What do the lines say from the start of the entries through the one containing "Answer: It is"? Repeat them exactly.

####
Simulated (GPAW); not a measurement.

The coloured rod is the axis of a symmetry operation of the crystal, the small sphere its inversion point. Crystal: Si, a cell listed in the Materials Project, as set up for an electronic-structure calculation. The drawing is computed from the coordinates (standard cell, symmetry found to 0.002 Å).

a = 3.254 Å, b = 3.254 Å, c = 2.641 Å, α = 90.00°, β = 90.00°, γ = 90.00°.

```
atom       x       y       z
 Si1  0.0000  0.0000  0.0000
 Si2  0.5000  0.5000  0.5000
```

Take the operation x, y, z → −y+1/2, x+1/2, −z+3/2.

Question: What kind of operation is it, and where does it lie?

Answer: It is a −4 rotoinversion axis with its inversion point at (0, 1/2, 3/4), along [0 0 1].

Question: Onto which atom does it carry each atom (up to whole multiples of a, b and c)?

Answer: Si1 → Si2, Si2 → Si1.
####

◆ RESULT
Simulated (GPAW); not a measurement.

The coloured rod is the axis of a symmetry operation of the crystal, the small sphere its inversion point. Crystal: Si, a cell listed in the Materials Project, as set up for an electronic-structure calculation. The drawing is computed from the coordinates (standard cell, symmetry found to 0.002 Å).

a = 3.254 Å, b = 3.254 Å, c = 2.641 Å, α = 90.00°, β = 90.00°, γ = 90.00°.

```
atom       x       y       z
 Si1  0.0000  0.0000  0.0000
 Si2  0.5000  0.5000  0.5000
```

Take the operation x, y, z → −y+1/2, x+1/2, −z+3/2.

Question: What kind of operation is it, and where does it lie?

Answer: It is a −4 rotoinversion axis with its inversion point at (0, 1/2, 3/4), along [0 0 1].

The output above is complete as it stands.